**Supplied information:**
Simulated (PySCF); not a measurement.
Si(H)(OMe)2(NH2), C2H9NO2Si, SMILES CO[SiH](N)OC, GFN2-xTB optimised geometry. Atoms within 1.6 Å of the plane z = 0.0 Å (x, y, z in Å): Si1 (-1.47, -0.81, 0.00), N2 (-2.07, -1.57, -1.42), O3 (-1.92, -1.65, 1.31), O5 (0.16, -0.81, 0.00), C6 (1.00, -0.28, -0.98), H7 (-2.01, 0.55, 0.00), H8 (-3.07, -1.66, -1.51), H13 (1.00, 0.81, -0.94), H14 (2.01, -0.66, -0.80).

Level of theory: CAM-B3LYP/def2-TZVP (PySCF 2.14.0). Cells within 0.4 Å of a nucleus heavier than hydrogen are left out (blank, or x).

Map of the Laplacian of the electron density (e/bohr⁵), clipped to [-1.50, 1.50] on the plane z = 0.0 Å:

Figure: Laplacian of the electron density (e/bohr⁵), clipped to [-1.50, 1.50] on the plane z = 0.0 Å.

**Requirement:** Nothing in the data above may be skipped; repeat it all exactly.

**Answer area:**
Simulated (PySCF); not a measurement.
Si(H)(OMe)2(NH2), C2H9NO2Si, SMILES CO[SiH](N)OC, GFN2-xTB optimised geometry. Atoms within 1.6 Å of the plane z = 0.0 Å (x, y, z in Å): Si1 (-1.47, -0.81, 0.00), N2 (-2.07, -1.57, -1.42), O3 (-1.92, -1.65, 1.31), O5 (0.16, -0.81, 0.00), C6 (1.00, -0.28, -0.98), H7 (-2.01, 0.55, 0.00), H8 (-3.07, -1.66, -1.51), H13 (1.00, 0.81, -0.94), H14 (2.01, -0.66, -0.80).

Level of theory: CAM-B3LYP/def2-TZVP (PySCF 2.14.0). Cells within 0.4 Å of a nucleus heavier than hydrogen are left out (blank, or x).

Map of the Laplacian of the electron density (e/bohr⁵), clipped to [-1.50, 1.50] on the plane z = 0.0 Å:

Figure: Laplacian of the electron density (e/bohr⁵), clipped to [-1.50, 1.50] on the plane z = 0.0 Å.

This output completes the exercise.